[DATASET CONTENT]:
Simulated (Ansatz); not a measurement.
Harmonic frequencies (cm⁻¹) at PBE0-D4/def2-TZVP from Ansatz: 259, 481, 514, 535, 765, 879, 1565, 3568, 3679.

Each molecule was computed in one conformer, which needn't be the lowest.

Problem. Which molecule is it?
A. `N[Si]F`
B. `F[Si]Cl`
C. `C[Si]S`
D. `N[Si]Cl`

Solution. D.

[WORK INSTRUCTION]: Word for word, reproduce the listing from its first line through the line that has "Each molecule was" in it, and go no further.

[EXERCISE SOLUTION]:
Simulated (Ansatz); not a measurement.
Harmonic frequencies (cm⁻¹) at PBE0-D4/def2-TZVP from Ansatz: 259, 481, 514, 535, 765, 879, 1565, 3568, 3679.

Each molecule was computed in one conformer, which needn't be the lowest.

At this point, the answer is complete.